**Assigned task**
With the records below as your source, retype each line exactly from the top down to the line that contains "47.1 | 17.6 | 9 |", and include that line.

**Available data**
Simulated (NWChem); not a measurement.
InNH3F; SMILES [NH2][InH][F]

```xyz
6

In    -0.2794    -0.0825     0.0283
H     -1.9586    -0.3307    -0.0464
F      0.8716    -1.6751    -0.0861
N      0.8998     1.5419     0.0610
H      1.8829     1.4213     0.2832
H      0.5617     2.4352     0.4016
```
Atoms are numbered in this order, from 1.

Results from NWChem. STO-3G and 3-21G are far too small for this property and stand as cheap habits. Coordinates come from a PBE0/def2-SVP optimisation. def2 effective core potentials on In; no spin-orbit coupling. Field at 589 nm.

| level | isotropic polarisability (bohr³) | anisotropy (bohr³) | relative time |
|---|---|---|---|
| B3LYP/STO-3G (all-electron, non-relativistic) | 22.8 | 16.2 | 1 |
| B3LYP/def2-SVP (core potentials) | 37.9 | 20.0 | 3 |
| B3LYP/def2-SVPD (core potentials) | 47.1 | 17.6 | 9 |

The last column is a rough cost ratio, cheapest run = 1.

**Result**
Simulated (NWChem); not a measurement.
InNH3F; SMILES [NH2][InH][F]

```xyz
6

In    -0.2794    -0.0825     0.0283
H     -1.9586    -0.3307    -0.0464
F      0.8716    -1.6751    -0.0861
N      0.8998     1.5419     0.0610
H      1.8829     1.4213     0.2832
H      0.5617     2.4352     0.4016
```
Atoms are numbered in this order, from 1.

Results from NWChem. STO-3G and 3-21G are far too small for this property and stand as cheap habits. Coordinates come from a PBE0/def2-SVP optimisation. def2 effective core potentials on In; no spin-orbit coupling. Field at 589 nm.

| level | isotropic polarisability (bohr³) | anisotropy (bohr³) | relative time |
|---|---|---|---|
| B3LYP/STO-3G (all-electron, non-relativistic) | 22.8 | 16.2 | 1 |
| B3LYP/def2-SVP (core potentials) | 37.9 | 20.0 | 3 |
| B3LYP/def2-SVPD (core potentials) | 47.1 | 17.6 | 9 |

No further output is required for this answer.